- [Task item]
Every entry in the data below needs to be repeated exactly.

- [Data shown]
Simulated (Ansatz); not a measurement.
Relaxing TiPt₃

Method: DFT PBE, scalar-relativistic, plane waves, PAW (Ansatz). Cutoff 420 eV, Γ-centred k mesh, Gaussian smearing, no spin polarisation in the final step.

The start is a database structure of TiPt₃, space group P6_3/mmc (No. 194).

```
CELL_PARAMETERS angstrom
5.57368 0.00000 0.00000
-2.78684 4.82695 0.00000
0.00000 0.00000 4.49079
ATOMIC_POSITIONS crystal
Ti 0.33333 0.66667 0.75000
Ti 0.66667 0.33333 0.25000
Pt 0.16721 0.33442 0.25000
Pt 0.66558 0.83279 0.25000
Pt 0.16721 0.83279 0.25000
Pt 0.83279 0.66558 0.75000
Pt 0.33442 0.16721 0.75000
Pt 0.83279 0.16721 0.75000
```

- [Answer section]
Simulated (Ansatz); not a measurement.
Relaxing TiPt₃

Method: DFT PBE, scalar-relativistic, plane waves, PAW (Ansatz). Cutoff 420 eV, Γ-centred k mesh, Gaussian smearing, no spin polarisation in the final step.

The start is a database structure of TiPt₃, space group P6_3/mmc (No. 194).

```
CELL_PARAMETERS angstrom
5.57368 0.00000 0.00000
-2.78684 4.82695 0.00000
0.00000 0.00000 4.49079
ATOMIC_POSITIONS crystal
Ti 0.33333 0.66667 0.75000
Ti 0.66667 0.33333 0.25000
Pt 0.16721 0.33442 0.25000
Pt 0.66558 0.83279 0.25000
Pt 0.16721 0.83279 0.25000
Pt 0.83279 0.66558 0.75000
Pt 0.33442 0.16721 0.75000
Pt 0.83279 0.16721 0.75000
```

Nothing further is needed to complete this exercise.